━━━ Extracted material
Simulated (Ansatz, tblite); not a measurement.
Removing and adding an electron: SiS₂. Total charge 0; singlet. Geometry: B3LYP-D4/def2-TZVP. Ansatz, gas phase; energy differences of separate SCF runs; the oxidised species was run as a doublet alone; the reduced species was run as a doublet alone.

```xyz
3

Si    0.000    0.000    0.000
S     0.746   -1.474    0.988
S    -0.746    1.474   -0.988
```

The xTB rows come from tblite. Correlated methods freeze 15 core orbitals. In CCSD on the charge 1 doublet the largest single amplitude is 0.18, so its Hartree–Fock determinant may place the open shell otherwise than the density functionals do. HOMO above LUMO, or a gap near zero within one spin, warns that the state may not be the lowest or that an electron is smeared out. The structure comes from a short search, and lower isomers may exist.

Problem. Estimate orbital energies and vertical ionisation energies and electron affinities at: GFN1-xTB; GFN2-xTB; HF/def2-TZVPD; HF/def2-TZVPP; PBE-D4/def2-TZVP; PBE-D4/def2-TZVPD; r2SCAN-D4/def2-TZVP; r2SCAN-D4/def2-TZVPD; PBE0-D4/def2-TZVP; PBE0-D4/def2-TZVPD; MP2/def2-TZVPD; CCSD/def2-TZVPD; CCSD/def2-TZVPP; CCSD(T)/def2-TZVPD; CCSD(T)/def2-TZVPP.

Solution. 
━━━━━━

▸ Exercise: Beginning at the first line above, repeat exactly until the line containing "Problem. Estimate orbital", which is included.

▸ Solution:
Simulated (Ansatz, tblite); not a measurement.
Removing and adding an electron: SiS₂. Total charge 0; singlet. Geometry: B3LYP-D4/def2-TZVP. Ansatz, gas phase; energy differences of separate SCF runs; the oxidised species was run as a doublet alone; the reduced species was run as a doublet alone.

```xyz
3

Si    0.000    0.000    0.000
S     0.746   -1.474    0.988
S    -0.746    1.474   -0.988
```

The xTB rows come from tblite. Correlated methods freeze 15 core orbitals. In CCSD on the charge 1 doublet the largest single amplitude is 0.18, so its Hartree–Fock determinant may place the open shell otherwise than the density functionals do. HOMO above LUMO, or a gap near zero within one spin, warns that the state may not be the lowest or that an electron is smeared out. The structure comes from a short search, and lower isomers may exist.

Problem. Estimate orbital energies and vertical ionisation energies and electron affinities at: GFN1-xTB; GFN2-xTB; HF/def2-TZVPD; HF/def2-TZVPP; PBE-D4/def2-TZVP; PBE-D4/def2-TZVPD; r2SCAN-D4/def2-TZVP; r2SCAN-D4/def2-TZVPD; PBE0-D4/def2-TZVP; PBE0-D4/def2-TZVPD; MP2/def2-TZVPD; CCSD/def2-TZVPD; CCSD/def2-TZVPP; CCSD(T)/def2-TZVPD; CCSD(T)/def2-TZVPP.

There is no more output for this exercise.